ACTION ITEM → Make an exact copy of the entries that come next.

^^^^

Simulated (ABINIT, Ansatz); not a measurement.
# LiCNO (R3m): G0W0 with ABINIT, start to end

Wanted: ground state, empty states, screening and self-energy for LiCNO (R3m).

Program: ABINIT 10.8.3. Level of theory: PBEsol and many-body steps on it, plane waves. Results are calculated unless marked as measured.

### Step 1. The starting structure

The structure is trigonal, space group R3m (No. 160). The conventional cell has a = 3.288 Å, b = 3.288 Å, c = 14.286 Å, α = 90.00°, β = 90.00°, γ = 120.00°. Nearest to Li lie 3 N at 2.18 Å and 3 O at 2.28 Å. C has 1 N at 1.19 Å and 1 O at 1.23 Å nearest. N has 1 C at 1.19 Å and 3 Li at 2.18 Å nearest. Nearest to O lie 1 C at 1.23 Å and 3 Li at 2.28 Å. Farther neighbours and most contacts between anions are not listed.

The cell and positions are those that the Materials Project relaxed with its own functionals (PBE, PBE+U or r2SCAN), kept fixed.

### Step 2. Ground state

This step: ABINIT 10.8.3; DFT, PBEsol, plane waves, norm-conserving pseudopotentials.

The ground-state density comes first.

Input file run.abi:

^^^^

RESPONSE AREA →
Simulated (ABINIT, Ansatz); not a measurement.
# LiCNO (R3m): G0W0 with ABINIT, start to end

Wanted: ground state, empty states, screening and self-energy for LiCNO (R3m).

Program: ABINIT 10.8.3. Level of theory: PBEsol and many-body steps on it, plane waves. Results are calculated unless marked as measured.

### Step 1. The starting structure

The structure is trigonal, space group R3m (No. 160). The conventional cell has a = 3.288 Å, b = 3.288 Å, c = 14.286 Å, α = 90.00°, β = 90.00°, γ = 120.00°. Nearest to Li lie 3 N at 2.18 Å and 3 O at 2.28 Å. C has 1 N at 1.19 Å and 1 O at 1.23 Å nearest. N has 1 C at 1.19 Å and 3 Li at 2.18 Å nearest. Nearest to O lie 1 C at 1.23 Å and 3 Li at 2.28 Å. Farther neighbours and most contacts between anions are not listed.

The cell and positions are those that the Materials Project relaxed with its own functionals (PBE, PBE+U or r2SCAN), kept fixed.

### Step 2. Ground state

This step: ABINIT 10.8.3; DFT, PBEsol, plane waves, norm-conserving pseudopotentials.

The ground-state density comes first.

Input file run.abi:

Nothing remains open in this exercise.